## SOURCE MATERIAL:
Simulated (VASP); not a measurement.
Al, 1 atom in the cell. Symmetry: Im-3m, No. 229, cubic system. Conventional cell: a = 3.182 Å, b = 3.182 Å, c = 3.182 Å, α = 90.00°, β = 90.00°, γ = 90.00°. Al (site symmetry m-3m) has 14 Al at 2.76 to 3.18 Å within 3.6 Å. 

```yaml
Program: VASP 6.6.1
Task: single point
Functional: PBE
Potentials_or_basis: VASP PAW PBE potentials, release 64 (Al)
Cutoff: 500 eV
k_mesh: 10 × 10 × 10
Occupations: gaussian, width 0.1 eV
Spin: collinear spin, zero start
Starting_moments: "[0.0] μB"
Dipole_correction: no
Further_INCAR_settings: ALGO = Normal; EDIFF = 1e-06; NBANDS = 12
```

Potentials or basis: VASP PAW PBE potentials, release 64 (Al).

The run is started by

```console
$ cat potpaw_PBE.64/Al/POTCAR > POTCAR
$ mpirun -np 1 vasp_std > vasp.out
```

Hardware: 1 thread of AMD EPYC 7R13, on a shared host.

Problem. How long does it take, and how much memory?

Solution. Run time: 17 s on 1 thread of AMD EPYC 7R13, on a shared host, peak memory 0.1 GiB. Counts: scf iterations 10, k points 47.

## WORK TASK:
All that is wanted is a faithful reproduction of the line above with "The run is started by", the line with "Problem. How long", and every line in between.

## YOUR SOLUTION:
The run is started by

```console
$ cat potpaw_PBE.64/Al/POTCAR > POTCAR
$ mpirun -np 1 vasp_std > vasp.out
```

Hardware: 1 thread of AMD EPYC 7R13, on a shared host.

Problem. How long does it take, and how much memory?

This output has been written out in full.